**SUPPLIED ENTRIES:**
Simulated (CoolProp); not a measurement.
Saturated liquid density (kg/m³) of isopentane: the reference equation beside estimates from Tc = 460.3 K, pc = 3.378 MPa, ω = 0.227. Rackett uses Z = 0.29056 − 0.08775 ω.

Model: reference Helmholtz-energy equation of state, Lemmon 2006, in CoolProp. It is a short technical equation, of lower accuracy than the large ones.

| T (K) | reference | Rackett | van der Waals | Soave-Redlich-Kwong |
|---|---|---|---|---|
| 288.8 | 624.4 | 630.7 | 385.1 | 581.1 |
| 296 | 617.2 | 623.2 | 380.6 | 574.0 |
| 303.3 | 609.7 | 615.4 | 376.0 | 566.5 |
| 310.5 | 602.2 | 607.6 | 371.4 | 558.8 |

**WORK ITEM:**
An exact copy of every entry is what is needed here.

**ANSWER BOX:**
Simulated (CoolProp); not a measurement.
Saturated liquid density (kg/m³) of isopentane: the reference equation beside estimates from Tc = 460.3 K, pc = 3.378 MPa, ω = 0.227. Rackett uses Z = 0.29056 − 0.08775 ω.

Model: reference Helmholtz-energy equation of state, Lemmon 2006, in CoolProp. It is a short technical equation, of lower accuracy than the large ones.

| T (K) | reference | Rackett | van der Waals | Soave-Redlich-Kwong |
|---|---|---|---|---|
| 288.8 | 624.4 | 630.7 | 385.1 | 581.1 |
| 296 | 617.2 | 623.2 | 380.6 | 574.0 |
| 303.3 | 609.7 | 615.4 | 376.0 | 566.5 |
| 310.5 | 602.2 | 607.6 | 371.4 | 558.8 |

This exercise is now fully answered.